Start of Records supplied

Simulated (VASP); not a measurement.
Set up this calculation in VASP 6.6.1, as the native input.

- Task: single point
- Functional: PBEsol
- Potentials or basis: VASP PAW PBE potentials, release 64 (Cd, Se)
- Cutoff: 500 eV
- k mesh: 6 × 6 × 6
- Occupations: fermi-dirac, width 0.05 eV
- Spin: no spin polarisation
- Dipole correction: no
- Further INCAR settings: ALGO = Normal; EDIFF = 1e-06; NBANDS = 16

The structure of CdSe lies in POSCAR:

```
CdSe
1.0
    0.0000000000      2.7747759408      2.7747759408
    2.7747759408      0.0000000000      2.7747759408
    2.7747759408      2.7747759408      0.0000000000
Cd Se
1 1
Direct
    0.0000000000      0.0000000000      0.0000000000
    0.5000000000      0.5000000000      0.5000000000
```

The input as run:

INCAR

End of Records supplied

An exact reproduction of all the records is required.

Task response:
Simulated (VASP); not a measurement.
Set up this calculation in VASP 6.6.1, as the native input.

- Task: single point
- Functional: PBEsol
- Potentials or basis: VASP PAW PBE potentials, release 64 (Cd, Se)
- Cutoff: 500 eV
- k mesh: 6 × 6 × 6
- Occupations: fermi-dirac, width 0.05 eV
- Spin: no spin polarisation
- Dipole correction: no
- Further INCAR settings: ALGO = Normal; EDIFF = 1e-06; NBANDS = 16

The structure of CdSe lies in POSCAR:

```
CdSe
1.0
    0.0000000000      2.7747759408      2.7747759408
    2.7747759408      0.0000000000      2.7747759408
    2.7747759408      2.7747759408      0.0000000000
Cd Se
1 1
Direct
    0.0000000000      0.0000000000      0.0000000000
    0.5000000000      0.5000000000      0.5000000000
```

The input as run:

INCAR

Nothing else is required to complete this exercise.